> _Work order_
Please copy out all the data. Every detail stays the same.

[Records provided]

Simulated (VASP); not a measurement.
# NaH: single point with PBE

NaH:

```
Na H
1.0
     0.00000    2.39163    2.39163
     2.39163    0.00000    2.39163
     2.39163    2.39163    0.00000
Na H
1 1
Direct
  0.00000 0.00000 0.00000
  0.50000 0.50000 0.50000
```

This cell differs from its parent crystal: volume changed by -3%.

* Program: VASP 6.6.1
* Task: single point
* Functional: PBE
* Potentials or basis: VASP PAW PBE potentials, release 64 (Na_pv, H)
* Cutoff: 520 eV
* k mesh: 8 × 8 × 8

[/Records provided]

> _Answer box_
Simulated (VASP); not a measurement.
# NaH: single point with PBE

NaH:

```
Na H
1.0
     0.00000    2.39163    2.39163
     2.39163    0.00000    2.39163
     2.39163    2.39163    0.00000
Na H
1 1
Direct
  0.00000 0.00000 0.00000
  0.50000 0.50000 0.50000
```

This cell differs from its parent crystal: volume changed by -3%.

* Program: VASP 6.6.1
* Task: single point
* Functional: PBE
* Potentials or basis: VASP PAW PBE potentials, release 64 (Na_pv, H)
* Cutoff: 520 eV
* k mesh: 8 × 8 × 8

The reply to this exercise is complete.